Work order:
Your answer should be the full listing, copied word for word.

——————

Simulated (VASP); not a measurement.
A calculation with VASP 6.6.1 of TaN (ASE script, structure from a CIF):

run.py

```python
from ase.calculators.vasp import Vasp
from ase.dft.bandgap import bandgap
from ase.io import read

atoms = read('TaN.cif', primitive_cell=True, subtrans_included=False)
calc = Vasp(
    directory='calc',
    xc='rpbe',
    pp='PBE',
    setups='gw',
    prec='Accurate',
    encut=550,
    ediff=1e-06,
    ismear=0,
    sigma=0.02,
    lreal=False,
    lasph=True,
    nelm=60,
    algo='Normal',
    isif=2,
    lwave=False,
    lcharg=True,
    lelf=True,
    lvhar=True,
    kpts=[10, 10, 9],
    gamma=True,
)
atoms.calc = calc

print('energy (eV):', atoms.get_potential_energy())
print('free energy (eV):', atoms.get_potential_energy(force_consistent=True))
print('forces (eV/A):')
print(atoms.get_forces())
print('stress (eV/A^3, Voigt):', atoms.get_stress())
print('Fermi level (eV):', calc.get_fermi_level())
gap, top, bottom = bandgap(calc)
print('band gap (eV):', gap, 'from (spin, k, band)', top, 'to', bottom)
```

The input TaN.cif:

——————

Worked solution:
Simulated (VASP); not a measurement.
A calculation with VASP 6.6.1 of TaN (ASE script, structure from a CIF):

run.py

```python
from ase.calculators.vasp import Vasp
from ase.dft.bandgap import bandgap
from ase.io import read

atoms = read('TaN.cif', primitive_cell=True, subtrans_included=False)
calc = Vasp(
    directory='calc',
    xc='rpbe',
    pp='PBE',
    setups='gw',
    prec='Accurate',
    encut=550,
    ediff=1e-06,
    ismear=0,
    sigma=0.02,
    lreal=False,
    lasph=True,
    nelm=60,
    algo='Normal',
    isif=2,
    lwave=False,
    lcharg=True,
    lelf=True,
    lvhar=True,
    kpts=[10, 10, 9],
    gamma=True,
)
atoms.calc = calc

print('energy (eV):', atoms.get_potential_energy())
print('free energy (eV):', atoms.get_potential_energy(force_consistent=True))
print('forces (eV/A):')
print(atoms.get_forces())
print('stress (eV/A^3, Voigt):', atoms.get_stress())
print('Fermi level (eV):', calc.get_fermi_level())
gap, top, bottom = bandgap(calc)
print('band gap (eV):', gap, 'from (spin, k, band)', top, 'to', bottom)
```

The input TaN.cif:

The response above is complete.